* Extracted material *
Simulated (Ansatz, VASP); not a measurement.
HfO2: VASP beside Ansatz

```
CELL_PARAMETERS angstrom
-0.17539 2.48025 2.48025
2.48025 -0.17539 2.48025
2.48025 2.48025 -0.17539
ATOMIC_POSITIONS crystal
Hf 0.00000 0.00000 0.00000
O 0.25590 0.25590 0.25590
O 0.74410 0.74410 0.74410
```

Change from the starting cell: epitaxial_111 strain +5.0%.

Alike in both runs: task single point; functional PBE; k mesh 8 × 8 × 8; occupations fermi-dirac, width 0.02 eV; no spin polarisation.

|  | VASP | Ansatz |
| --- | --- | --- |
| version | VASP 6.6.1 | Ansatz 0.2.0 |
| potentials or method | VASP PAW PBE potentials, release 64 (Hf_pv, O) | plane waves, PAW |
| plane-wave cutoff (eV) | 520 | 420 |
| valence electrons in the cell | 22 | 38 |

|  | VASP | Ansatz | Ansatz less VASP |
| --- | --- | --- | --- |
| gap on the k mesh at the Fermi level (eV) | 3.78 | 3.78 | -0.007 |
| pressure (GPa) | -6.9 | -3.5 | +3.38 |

* Assigned task *
Please output an exact copy of the lines above, from the opening line of the data down to the line that contains "3.78 | -0.007 |".

* Exercise answer *
Simulated (Ansatz, VASP); not a measurement.
HfO2: VASP beside Ansatz

```
CELL_PARAMETERS angstrom
-0.17539 2.48025 2.48025
2.48025 -0.17539 2.48025
2.48025 2.48025 -0.17539
ATOMIC_POSITIONS crystal
Hf 0.00000 0.00000 0.00000
O 0.25590 0.25590 0.25590
O 0.74410 0.74410 0.74410
```

Change from the starting cell: epitaxial_111 strain +5.0%.

Alike in both runs: task single point; functional PBE; k mesh 8 × 8 × 8; occupations fermi-dirac, width 0.02 eV; no spin polarisation.

|  | VASP | Ansatz |
| --- | --- | --- |
| version | VASP 6.6.1 | Ansatz 0.2.0 |
| potentials or method | VASP PAW PBE potentials, release 64 (Hf_pv, O) | plane waves, PAW |
| plane-wave cutoff (eV) | 520 | 420 |
| valence electrons in the cell | 22 | 38 |

|  | VASP | Ansatz | Ansatz less VASP |
| --- | --- | --- | --- |
| gap on the k mesh at the Fermi level (eV) | 3.78 | 3.78 | -0.007 |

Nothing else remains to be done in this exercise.